--- --- ---

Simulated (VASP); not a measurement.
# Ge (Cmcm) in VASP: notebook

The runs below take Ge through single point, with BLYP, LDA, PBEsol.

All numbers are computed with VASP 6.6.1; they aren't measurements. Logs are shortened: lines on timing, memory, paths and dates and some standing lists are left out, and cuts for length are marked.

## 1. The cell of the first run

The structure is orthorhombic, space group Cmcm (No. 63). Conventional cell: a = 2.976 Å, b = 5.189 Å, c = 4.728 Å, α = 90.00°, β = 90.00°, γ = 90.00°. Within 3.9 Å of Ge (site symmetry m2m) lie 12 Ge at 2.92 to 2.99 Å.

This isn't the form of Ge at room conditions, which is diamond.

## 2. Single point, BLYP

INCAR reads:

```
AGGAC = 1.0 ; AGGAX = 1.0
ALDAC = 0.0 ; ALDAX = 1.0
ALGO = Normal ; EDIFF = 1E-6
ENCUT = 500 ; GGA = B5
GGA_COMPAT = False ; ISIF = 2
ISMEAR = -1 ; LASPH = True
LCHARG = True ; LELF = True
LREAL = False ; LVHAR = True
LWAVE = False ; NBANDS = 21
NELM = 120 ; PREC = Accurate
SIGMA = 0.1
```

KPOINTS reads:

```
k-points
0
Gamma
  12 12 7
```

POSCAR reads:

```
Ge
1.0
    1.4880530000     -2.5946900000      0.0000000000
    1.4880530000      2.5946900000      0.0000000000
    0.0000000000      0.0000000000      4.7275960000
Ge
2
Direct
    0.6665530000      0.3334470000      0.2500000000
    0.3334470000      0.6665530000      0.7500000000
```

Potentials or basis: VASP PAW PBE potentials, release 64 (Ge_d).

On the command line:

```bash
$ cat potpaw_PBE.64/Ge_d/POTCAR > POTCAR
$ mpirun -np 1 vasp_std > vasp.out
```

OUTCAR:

--- --- ---

### TASK ITEM
Up to and including the line with "All numbers are", please return the records exactly, beginning from their first line.

### RESPONSE BOX
Simulated (VASP); not a measurement.
# Ge (Cmcm) in VASP: notebook

The runs below take Ge through single point, with BLYP, LDA, PBEsol.

All numbers are computed with VASP 6.6.1; they aren't measurements. Logs are shortened: lines on timing, memory, paths and dates and some standing lists are left out, and cuts for length are marked.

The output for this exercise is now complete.